ASSIGNMENT
Print this span of the material below exactly: the line with "This geometry of", the line with "(5) 2200 kJ/mol without, 2101 kJ/mol with.", and every line between them, but nothing else.

DATASET RECORDS
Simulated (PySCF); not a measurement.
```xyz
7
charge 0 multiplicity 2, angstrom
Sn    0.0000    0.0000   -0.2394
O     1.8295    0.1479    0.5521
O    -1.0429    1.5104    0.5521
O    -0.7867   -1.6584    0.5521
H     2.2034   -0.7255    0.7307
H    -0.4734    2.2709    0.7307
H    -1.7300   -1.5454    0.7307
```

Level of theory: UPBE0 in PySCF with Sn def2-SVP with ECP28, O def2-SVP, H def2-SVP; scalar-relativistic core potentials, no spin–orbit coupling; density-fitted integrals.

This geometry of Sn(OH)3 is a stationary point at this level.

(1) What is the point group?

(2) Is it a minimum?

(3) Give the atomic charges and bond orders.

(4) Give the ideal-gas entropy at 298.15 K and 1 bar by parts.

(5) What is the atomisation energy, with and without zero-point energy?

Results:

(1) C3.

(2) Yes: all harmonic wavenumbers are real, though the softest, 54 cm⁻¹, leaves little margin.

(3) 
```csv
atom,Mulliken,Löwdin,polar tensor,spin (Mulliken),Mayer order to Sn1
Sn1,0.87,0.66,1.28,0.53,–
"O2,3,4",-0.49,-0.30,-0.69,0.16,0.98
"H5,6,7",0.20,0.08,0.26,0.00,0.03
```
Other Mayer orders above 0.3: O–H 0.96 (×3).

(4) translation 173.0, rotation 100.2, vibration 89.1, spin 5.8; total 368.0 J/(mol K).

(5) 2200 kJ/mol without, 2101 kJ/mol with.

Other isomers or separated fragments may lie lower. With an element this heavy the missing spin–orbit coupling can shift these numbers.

TASK SOLUTION
This geometry of Sn(OH)3 is a stationary point at this level.

(1) What is the point group?

(2) Is it a minimum?

(3) Give the atomic charges and bond orders.

(4) Give the ideal-gas entropy at 298.15 K and 1 bar by parts.

(5) What is the atomisation energy, with and without zero-point energy?

Results:

(1) C3.

(2) Yes: all harmonic wavenumbers are real, though the softest, 54 cm⁻¹, leaves little margin.

(3) 
```csv
atom,Mulliken,Löwdin,polar tensor,spin (Mulliken),Mayer order to Sn1
Sn1,0.87,0.66,1.28,0.53,–
"O2,3,4",-0.49,-0.30,-0.69,0.16,0.98
"H5,6,7",0.20,0.08,0.26,0.00,0.03
```
Other Mayer orders above 0.3: O–H 0.96 (×3).

(4) translation 173.0, rotation 100.2, vibration 89.1, spin 5.8; total 368.0 J/(mol K).

(5) 2200 kJ/mol without, 2101 kJ/mol with.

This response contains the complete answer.